§ **Work instruction**
Print this span of the material below exactly: the line with "Results at a", the line with "Spin–orbit coupling is", and every line between them, but nothing else.

::::::::::

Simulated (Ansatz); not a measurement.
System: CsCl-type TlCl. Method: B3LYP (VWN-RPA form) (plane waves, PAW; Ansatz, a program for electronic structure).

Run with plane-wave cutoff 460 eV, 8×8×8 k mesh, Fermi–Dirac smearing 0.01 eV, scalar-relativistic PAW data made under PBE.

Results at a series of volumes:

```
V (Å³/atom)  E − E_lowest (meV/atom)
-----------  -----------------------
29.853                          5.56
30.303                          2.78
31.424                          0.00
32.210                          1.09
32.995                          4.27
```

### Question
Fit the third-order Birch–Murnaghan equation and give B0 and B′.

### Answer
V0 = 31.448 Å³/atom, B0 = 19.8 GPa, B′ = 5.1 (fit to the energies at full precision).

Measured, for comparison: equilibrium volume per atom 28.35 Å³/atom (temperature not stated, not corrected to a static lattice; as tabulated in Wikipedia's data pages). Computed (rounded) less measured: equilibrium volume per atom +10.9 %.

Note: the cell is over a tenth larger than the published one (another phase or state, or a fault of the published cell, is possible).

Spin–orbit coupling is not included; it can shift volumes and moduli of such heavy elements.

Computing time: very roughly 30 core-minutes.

::::::::::

§ **Written reply**
Results at a series of volumes:

```
V (Å³/atom)  E − E_lowest (meV/atom)
-----------  -----------------------
29.853                          5.56
30.303                          2.78
31.424                          0.00
32.210                          1.09
32.995                          4.27
```

### Question
Fit the third-order Birch–Murnaghan equation and give B0 and B′.

### Answer
V0 = 31.448 Å³/atom, B0 = 19.8 GPa, B′ = 5.1 (fit to the energies at full precision).

Measured, for comparison: equilibrium volume per atom 28.35 Å³/atom (temperature not stated, not corrected to a static lattice; as tabulated in Wikipedia's data pages). Computed (rounded) less measured: equilibrium volume per atom +10.9 %.

Note: the cell is over a tenth larger than the published one (another phase or state, or a fault of the published cell, is possible).

Spin–orbit coupling is not included; it can shift volumes and moduli of such heavy elements.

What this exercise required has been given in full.